- Source information -
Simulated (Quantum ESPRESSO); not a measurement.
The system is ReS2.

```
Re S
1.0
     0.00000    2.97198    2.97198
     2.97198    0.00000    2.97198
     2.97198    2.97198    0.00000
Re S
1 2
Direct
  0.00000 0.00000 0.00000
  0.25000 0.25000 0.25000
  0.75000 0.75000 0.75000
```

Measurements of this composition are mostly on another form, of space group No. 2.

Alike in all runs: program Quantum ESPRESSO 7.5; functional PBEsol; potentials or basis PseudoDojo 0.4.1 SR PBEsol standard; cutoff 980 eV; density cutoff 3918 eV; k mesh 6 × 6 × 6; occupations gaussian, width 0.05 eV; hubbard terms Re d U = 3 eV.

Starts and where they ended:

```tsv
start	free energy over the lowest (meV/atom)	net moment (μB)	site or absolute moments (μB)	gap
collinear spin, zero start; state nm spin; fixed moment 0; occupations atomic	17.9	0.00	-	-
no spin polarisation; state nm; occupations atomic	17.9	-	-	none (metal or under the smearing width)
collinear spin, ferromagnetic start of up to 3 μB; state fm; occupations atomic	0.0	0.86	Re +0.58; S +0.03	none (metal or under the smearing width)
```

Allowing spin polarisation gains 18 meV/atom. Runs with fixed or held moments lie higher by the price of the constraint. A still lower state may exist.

- Activity -
Find "The system is ReS2." in the entries above and copy that whole line exactly, then each line after it through the line that contains "Measurements of this".

- Solution -
The system is ReS2.

```
Re S
1.0
     0.00000    2.97198    2.97198
     2.97198    0.00000    2.97198
     2.97198    2.97198    0.00000
Re S
1 2
Direct
  0.00000 0.00000 0.00000
  0.25000 0.25000 0.25000
  0.75000 0.75000 0.75000
```

Measurements of this composition are mostly on another form, of space group No. 2.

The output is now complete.